= Dataset excerpts =
++++++++

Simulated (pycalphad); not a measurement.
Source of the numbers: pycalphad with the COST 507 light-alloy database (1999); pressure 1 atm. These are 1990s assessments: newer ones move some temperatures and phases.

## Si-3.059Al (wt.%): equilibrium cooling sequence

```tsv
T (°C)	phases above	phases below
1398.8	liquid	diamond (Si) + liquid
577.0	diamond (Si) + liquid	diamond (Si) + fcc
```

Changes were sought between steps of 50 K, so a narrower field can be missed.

++++++++

= Assignment =
Write down the entire listing above verbatim.

= Exercise solution =
Simulated (pycalphad); not a measurement.
Source of the numbers: pycalphad with the COST 507 light-alloy database (1999); pressure 1 atm. These are 1990s assessments: newer ones move some temperatures and phases.

## Si-3.059Al (wt.%): equilibrium cooling sequence

```tsv
T (°C)	phases above	phases below
1398.8	liquid	diamond (Si) + liquid
577.0	diamond (Si) + liquid	diamond (Si) + fcc
```

Changes were sought between steps of 50 K, so a narrower field can be missed.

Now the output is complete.